_GIVEN RECORDS_.
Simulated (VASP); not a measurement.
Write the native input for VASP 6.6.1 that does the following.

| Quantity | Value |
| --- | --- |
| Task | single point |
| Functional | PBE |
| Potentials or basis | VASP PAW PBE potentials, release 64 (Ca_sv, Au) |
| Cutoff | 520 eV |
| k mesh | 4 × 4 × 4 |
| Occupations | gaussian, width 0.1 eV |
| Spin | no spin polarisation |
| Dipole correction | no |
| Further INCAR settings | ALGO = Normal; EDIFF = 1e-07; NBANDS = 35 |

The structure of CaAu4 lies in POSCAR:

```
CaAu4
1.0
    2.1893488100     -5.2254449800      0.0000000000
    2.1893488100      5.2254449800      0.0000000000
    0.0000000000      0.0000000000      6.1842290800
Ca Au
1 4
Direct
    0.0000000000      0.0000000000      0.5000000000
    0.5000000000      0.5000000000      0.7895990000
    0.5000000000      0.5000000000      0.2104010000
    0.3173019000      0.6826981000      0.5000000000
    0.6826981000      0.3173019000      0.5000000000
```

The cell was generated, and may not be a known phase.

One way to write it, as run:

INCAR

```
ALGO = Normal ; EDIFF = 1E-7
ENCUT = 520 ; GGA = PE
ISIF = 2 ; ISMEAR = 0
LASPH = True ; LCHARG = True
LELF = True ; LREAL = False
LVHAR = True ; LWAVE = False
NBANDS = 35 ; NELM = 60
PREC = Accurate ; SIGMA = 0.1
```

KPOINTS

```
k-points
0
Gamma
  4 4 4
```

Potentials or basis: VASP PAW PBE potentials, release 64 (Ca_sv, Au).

_ASSIGNED TASK_. Exact reproduction of the whole material is the required answer.

_RESPONSE AREA_.
Simulated (VASP); not a measurement.
Write the native input for VASP 6.6.1 that does the following.

| Quantity | Value |
| --- | --- |
| Task | single point |
| Functional | PBE |
| Potentials or basis | VASP PAW PBE potentials, release 64 (Ca_sv, Au) |
| Cutoff | 520 eV |
| k mesh | 4 × 4 × 4 |
| Occupations | gaussian, width 0.1 eV |
| Spin | no spin polarisation |
| Dipole correction | no |
| Further INCAR settings | ALGO = Normal; EDIFF = 1e-07; NBANDS = 35 |

The structure of CaAu4 lies in POSCAR:

```
CaAu4
1.0
    2.1893488100     -5.2254449800      0.0000000000
    2.1893488100      5.2254449800      0.0000000000
    0.0000000000      0.0000000000      6.1842290800
Ca Au
1 4
Direct
    0.0000000000      0.0000000000      0.5000000000
    0.5000000000      0.5000000000      0.7895990000
    0.5000000000      0.5000000000      0.2104010000
    0.3173019000      0.6826981000      0.5000000000
    0.6826981000      0.3173019000      0.5000000000
```

The cell was generated, and may not be a known phase.

One way to write it, as run:

INCAR

```
ALGO = Normal ; EDIFF = 1E-7
ENCUT = 520 ; GGA = PE
ISIF = 2 ; ISMEAR = 0
LASPH = True ; LCHARG = True
LELF = True ; LREAL = False
LVHAR = True ; LWAVE = False
NBANDS = 35 ; NELM = 60
PREC = Accurate ; SIGMA = 0.1
```

KPOINTS

```
k-points
0
Gamma
  4 4 4
```

Potentials or basis: VASP PAW PBE potentials, release 64 (Ca_sv, Au).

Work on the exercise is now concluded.